REQUIREMENT: Repeat the listing below word for word, stopping after the line that contains "- Soave-Redlich-Kwong: mean".

INFORMATION GIVEN:
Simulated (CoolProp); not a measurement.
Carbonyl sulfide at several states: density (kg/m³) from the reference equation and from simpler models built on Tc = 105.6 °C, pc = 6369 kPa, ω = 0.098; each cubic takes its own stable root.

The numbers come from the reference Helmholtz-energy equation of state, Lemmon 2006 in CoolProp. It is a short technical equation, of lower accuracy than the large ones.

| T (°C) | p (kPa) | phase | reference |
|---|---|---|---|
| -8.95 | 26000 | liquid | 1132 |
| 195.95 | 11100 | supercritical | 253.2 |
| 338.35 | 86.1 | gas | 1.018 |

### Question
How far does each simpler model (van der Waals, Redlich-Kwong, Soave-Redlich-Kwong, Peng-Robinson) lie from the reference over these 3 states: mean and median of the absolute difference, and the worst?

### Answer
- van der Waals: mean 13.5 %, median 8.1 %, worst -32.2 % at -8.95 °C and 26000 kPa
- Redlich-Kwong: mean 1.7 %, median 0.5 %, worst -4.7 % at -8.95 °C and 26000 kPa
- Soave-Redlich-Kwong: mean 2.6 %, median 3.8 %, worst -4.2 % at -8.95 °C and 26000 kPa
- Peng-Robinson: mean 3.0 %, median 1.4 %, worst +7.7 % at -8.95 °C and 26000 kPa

REPLY:
Simulated (CoolProp); not a measurement.
Carbonyl sulfide at several states: density (kg/m³) from the reference equation and from simpler models built on Tc = 105.6 °C, pc = 6369 kPa, ω = 0.098; each cubic takes its own stable root.

The numbers come from the reference Helmholtz-energy equation of state, Lemmon 2006 in CoolProp. It is a short technical equation, of lower accuracy than the large ones.

| T (°C) | p (kPa) | phase | reference |
|---|---|---|---|
| -8.95 | 26000 | liquid | 1132 |
| 195.95 | 11100 | supercritical | 253.2 |
| 338.35 | 86.1 | gas | 1.018 |

### Question
How far does each simpler model (van der Waals, Redlich-Kwong, Soave-Redlich-Kwong, Peng-Robinson) lie from the reference over these 3 states: mean and median of the absolute difference, and the worst?

### Answer
- van der Waals: mean 13.5 %, median 8.1 %, worst -32.2 % at -8.95 °C and 26000 kPa
- Redlich-Kwong: mean 1.7 %, median 0.5 %, worst -4.7 % at -8.95 °C and 26000 kPa
- Soave-Redlich-Kwong: mean 2.6 %, median 3.8 %, worst -4.2 % at -8.95 °C and 26000 kPa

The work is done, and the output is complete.